Reproduce the records below exactly, but only between the lines holding "Aim: the work" and "Forces are removed", inclusive.

====== Entries supplied ======

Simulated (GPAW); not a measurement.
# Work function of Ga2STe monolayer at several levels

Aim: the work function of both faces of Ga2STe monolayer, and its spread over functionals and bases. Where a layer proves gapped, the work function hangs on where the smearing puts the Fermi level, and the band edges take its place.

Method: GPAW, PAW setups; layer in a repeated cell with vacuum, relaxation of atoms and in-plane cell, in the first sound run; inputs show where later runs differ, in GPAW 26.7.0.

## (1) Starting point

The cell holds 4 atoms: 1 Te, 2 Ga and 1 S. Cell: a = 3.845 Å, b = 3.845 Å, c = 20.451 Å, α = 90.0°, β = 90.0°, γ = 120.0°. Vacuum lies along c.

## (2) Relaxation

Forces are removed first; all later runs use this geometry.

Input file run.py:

======

● **Task result**
Aim: the work function of both faces of Ga2STe monolayer, and its spread over functionals and bases. Where a layer proves gapped, the work function hangs on where the smearing puts the Fermi level, and the band edges take its place.

Method: GPAW, PAW setups; layer in a repeated cell with vacuum, relaxation of atoms and in-plane cell, in the first sound run; inputs show where later runs differ, in GPAW 26.7.0.

## (1) Starting point

The cell holds 4 atoms: 1 Te, 2 Ga and 1 S. Cell: a = 3.845 Å, b = 3.845 Å, c = 20.451 Å, α = 90.0°, β = 90.0°, γ = 120.0°. Vacuum lies along c.

## (2) Relaxation

Forces are removed first; all later runs use this geometry.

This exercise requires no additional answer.